=-=-=
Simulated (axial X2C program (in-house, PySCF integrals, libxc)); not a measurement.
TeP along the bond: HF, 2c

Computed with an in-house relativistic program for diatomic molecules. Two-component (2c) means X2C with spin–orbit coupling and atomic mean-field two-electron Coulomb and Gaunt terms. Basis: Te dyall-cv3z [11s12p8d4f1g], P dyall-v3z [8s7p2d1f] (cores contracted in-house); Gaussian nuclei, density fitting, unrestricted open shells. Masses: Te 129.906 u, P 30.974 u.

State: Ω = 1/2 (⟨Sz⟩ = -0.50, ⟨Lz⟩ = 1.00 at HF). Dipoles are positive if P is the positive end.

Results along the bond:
=-=-=

Output the data exactly, so that every line matches the original.

- [ANSWER AREA]
Simulated (axial X2C program (in-house, PySCF integrals, libxc)); not a measurement.
TeP along the bond: HF, 2c

Computed with an in-house relativistic program for diatomic molecules. Two-component (2c) means X2C with spin–orbit coupling and atomic mean-field two-electron Coulomb and Gaunt terms. Basis: Te dyall-cv3z [11s12p8d4f1g], P dyall-v3z [8s7p2d1f] (cores contracted in-house); Gaussian nuclei, density fitting, unrestricted open shells. Masses: Te 129.906 u, P 30.974 u.

State: Ω = 1/2 (⟨Sz⟩ = -0.50, ⟨Lz⟩ = 1.00 at HF). Dipoles are positive if P is the positive end.

Results along the bond:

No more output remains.